• [Assignment] Repeat the lines from the line with "The structure of" to the line with "The input as" in the listing below, keeping both end lines and adding nothing.

[Opening Study material section]
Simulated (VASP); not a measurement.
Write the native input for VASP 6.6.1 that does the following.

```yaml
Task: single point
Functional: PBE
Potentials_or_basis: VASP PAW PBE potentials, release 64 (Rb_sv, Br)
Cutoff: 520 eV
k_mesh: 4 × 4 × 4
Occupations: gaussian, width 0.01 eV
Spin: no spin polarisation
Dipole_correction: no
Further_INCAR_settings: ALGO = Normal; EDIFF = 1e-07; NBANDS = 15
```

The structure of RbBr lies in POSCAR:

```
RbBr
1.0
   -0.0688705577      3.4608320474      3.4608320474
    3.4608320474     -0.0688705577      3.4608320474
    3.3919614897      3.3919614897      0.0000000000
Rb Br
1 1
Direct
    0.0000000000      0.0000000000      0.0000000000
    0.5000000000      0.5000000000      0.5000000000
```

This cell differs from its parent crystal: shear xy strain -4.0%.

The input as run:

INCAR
[Closing Study material section]

• [Your response]
The structure of RbBr lies in POSCAR:

```
RbBr
1.0
   -0.0688705577      3.4608320474      3.4608320474
    3.4608320474     -0.0688705577      3.4608320474
    3.3919614897      3.3919614897      0.0000000000
Rb Br
1 1
Direct
    0.0000000000      0.0000000000      0.0000000000
    0.5000000000      0.5000000000      0.5000000000
```

This cell differs from its parent crystal: shear xy strain -4.0%.

The input as run:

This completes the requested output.